+--

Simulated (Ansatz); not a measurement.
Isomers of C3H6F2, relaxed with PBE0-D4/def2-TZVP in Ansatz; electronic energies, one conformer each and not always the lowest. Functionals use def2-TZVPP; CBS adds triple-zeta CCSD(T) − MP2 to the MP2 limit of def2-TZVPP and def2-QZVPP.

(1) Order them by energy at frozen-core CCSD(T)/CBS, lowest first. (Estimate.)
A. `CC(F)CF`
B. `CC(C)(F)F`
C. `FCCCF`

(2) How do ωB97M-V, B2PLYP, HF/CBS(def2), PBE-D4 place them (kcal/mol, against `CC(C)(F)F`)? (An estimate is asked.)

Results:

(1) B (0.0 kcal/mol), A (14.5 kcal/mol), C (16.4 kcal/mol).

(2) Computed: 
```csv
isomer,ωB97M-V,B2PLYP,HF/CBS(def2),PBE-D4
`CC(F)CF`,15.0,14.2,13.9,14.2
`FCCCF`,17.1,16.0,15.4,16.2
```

+--

— WORK ITEM —
Set every line of the listing down word for word.

— YOUR SOLUTION —
Simulated (Ansatz); not a measurement.
Isomers of C3H6F2, relaxed with PBE0-D4/def2-TZVP in Ansatz; electronic energies, one conformer each and not always the lowest. Functionals use def2-TZVPP; CBS adds triple-zeta CCSD(T) − MP2 to the MP2 limit of def2-TZVPP and def2-QZVPP.

(1) Order them by energy at frozen-core CCSD(T)/CBS, lowest first. (Estimate.)
A. `CC(F)CF`
B. `CC(C)(F)F`
C. `FCCCF`

(2) How do ωB97M-V, B2PLYP, HF/CBS(def2), PBE-D4 place them (kcal/mol, against `CC(C)(F)F`)? (An estimate is asked.)

Results:

(1) B (0.0 kcal/mol), A (14.5 kcal/mol), C (16.4 kcal/mol).

(2) Computed: 
```csv
isomer,ωB97M-V,B2PLYP,HF/CBS(def2),PBE-D4
`CC(F)CF`,15.0,14.2,13.9,14.2
`FCCCF`,17.1,16.0,15.4,16.2
```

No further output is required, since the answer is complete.